++++ SUPPLIED RECORDS

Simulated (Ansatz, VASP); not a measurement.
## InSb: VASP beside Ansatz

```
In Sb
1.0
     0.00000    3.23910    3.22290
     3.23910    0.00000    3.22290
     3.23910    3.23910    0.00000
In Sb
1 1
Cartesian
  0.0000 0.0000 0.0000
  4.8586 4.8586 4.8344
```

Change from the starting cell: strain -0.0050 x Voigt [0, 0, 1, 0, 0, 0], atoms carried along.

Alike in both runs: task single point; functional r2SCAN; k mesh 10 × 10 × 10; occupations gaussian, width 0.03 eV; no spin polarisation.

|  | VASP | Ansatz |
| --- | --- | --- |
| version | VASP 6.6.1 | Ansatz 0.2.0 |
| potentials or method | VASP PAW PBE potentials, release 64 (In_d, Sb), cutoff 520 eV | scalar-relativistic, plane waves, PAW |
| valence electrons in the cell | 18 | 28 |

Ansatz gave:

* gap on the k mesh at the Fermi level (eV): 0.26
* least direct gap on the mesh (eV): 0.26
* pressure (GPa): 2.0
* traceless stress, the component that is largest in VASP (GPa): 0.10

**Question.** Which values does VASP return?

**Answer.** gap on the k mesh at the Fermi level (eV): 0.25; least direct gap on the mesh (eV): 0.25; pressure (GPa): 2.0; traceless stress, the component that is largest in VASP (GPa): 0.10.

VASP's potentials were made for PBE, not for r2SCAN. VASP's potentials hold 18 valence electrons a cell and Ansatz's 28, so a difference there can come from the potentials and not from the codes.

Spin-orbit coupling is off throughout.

++++++++

Retype every line up to and including the one that contains "Ansatz 0.2.0 |", beginning at the first line of the records, with no edits.

§ TASK SOLUTION
Simulated (Ansatz, VASP); not a measurement.
## InSb: VASP beside Ansatz

```
In Sb
1.0
     0.00000    3.23910    3.22290
     3.23910    0.00000    3.22290
     3.23910    3.23910    0.00000
In Sb
1 1
Cartesian
  0.0000 0.0000 0.0000
  4.8586 4.8586 4.8344
```

Change from the starting cell: strain -0.0050 x Voigt [0, 0, 1, 0, 0, 0], atoms carried along.

Alike in both runs: task single point; functional r2SCAN; k mesh 10 × 10 × 10; occupations gaussian, width 0.03 eV; no spin polarisation.

|  | VASP | Ansatz |
| --- | --- | --- |
| version | VASP 6.6.1 | Ansatz 0.2.0 |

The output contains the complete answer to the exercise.